# # # #
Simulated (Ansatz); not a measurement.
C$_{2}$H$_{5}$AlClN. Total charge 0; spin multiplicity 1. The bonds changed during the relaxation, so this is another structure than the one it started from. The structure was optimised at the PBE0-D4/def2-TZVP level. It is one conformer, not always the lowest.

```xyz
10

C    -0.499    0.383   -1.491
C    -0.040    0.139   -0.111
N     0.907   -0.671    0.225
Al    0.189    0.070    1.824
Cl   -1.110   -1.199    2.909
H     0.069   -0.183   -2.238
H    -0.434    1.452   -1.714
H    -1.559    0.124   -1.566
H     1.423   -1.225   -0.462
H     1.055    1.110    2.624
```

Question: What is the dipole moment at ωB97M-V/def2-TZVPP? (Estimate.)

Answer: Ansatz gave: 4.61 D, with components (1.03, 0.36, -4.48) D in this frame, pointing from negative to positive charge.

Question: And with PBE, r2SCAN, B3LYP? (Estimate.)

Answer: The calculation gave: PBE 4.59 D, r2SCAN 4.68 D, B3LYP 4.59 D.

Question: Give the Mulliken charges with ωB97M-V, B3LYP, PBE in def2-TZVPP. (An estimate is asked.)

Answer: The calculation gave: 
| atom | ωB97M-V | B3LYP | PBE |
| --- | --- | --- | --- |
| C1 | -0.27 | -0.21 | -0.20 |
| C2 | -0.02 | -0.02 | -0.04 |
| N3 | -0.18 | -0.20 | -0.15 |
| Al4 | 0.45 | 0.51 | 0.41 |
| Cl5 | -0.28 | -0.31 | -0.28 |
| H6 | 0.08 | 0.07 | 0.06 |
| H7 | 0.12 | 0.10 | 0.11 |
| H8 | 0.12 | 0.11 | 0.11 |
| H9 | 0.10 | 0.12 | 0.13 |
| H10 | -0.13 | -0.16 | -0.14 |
# # # #

* **ACTION ITEM**:
An exact transcription of the lines from the start of the listing through the line bearing "0.12 | 0.13 |" is the whole answer.

* **ANSWER SPACE**:
Simulated (Ansatz); not a measurement.
C$_{2}$H$_{5}$AlClN. Total charge 0; spin multiplicity 1. The bonds changed during the relaxation, so this is another structure than the one it started from. The structure was optimised at the PBE0-D4/def2-TZVP level. It is one conformer, not always the lowest.

```xyz
10

C    -0.499    0.383   -1.491
C    -0.040    0.139   -0.111
N     0.907   -0.671    0.225
Al    0.189    0.070    1.824
Cl   -1.110   -1.199    2.909
H     0.069   -0.183   -2.238
H    -0.434    1.452   -1.714
H    -1.559    0.124   -1.566
H     1.423   -1.225   -0.462
H     1.055    1.110    2.624
```

Question: What is the dipole moment at ωB97M-V/def2-TZVPP? (Estimate.)

Answer: Ansatz gave: 4.61 D, with components (1.03, 0.36, -4.48) D in this frame, pointing from negative to positive charge.

Question: And with PBE, r2SCAN, B3LYP? (Estimate.)

Answer: The calculation gave: PBE 4.59 D, r2SCAN 4.68 D, B3LYP 4.59 D.

Question: Give the Mulliken charges with ωB97M-V, B3LYP, PBE in def2-TZVPP. (An estimate is asked.)

Answer: The calculation gave: 
| atom | ωB97M-V | B3LYP | PBE |
| --- | --- | --- | --- |
| C1 | -0.27 | -0.21 | -0.20 |
| C2 | -0.02 | -0.02 | -0.04 |
| N3 | -0.18 | -0.20 | -0.15 |
| Al4 | 0.45 | 0.51 | 0.41 |
| Cl5 | -0.28 | -0.31 | -0.28 |
| H6 | 0.08 | 0.07 | 0.06 |
| H7 | 0.12 | 0.10 | 0.11 |
| H8 | 0.12 | 0.11 | 0.11 |
| H9 | 0.10 | 0.12 | 0.13 |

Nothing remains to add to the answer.